Each entry needs to be reproduced verbatim.

:::::

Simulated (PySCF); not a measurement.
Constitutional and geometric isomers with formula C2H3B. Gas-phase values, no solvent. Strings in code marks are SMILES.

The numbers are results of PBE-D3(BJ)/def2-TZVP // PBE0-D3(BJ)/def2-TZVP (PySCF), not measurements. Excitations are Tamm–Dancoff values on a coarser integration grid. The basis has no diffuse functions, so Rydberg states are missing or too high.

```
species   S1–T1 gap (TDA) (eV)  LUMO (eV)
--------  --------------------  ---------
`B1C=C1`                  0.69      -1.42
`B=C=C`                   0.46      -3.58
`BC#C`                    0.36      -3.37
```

:::::

• _Task result_
Simulated (PySCF); not a measurement.
Constitutional and geometric isomers with formula C2H3B. Gas-phase values, no solvent. Strings in code marks are SMILES.

The numbers are results of PBE-D3(BJ)/def2-TZVP // PBE0-D3(BJ)/def2-TZVP (PySCF), not measurements. Excitations are Tamm–Dancoff values on a coarser integration grid. The basis has no diffuse functions, so Rydberg states are missing or too high.

```
species   S1–T1 gap (TDA) (eV)  LUMO (eV)
--------  --------------------  ---------
`B1C=C1`                  0.69      -1.42
`B=C=C`                   0.46      -3.58
`BC#C`                    0.36      -3.37
```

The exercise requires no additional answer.